> _Information_
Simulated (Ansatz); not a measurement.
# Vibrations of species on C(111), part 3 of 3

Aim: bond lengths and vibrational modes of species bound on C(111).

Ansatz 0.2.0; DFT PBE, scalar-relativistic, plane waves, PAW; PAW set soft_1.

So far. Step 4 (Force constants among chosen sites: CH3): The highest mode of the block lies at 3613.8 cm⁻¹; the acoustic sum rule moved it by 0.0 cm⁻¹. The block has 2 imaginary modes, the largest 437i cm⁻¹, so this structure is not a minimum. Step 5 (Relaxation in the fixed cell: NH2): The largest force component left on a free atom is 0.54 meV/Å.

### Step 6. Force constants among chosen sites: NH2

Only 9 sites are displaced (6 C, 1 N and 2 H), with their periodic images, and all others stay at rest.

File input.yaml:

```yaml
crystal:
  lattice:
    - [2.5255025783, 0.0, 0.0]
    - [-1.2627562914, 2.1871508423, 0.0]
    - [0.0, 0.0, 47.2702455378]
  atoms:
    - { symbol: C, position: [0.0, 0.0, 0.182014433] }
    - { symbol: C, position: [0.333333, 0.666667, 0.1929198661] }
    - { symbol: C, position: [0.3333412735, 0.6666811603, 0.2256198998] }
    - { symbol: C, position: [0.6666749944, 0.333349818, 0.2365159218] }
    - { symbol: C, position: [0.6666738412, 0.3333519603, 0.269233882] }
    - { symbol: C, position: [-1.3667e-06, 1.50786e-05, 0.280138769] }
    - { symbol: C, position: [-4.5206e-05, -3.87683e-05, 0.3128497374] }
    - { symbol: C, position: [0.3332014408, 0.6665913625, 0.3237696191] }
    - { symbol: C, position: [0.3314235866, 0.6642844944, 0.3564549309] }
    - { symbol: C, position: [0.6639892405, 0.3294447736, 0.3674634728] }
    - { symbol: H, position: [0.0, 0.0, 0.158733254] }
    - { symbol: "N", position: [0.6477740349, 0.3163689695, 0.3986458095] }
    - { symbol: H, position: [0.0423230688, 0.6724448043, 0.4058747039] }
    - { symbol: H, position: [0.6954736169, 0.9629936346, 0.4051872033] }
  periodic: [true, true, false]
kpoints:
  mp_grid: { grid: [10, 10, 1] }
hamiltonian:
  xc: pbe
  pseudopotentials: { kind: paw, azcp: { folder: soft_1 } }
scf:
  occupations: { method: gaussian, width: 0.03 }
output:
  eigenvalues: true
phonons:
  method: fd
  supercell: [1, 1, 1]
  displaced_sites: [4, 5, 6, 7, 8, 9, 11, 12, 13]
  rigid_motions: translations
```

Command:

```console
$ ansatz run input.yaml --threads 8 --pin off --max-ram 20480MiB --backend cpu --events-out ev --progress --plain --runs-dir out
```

> _Required action_
From the first line of the data above through the line containing "Ansatz 0.2.0; DFT", repeat each line exactly, and add nothing.

> _Problem solution_
Simulated (Ansatz); not a measurement.
# Vibrations of species on C(111), part 3 of 3

Aim: bond lengths and vibrational modes of species bound on C(111).

Ansatz 0.2.0; DFT PBE, scalar-relativistic, plane waves, PAW; PAW set soft_1.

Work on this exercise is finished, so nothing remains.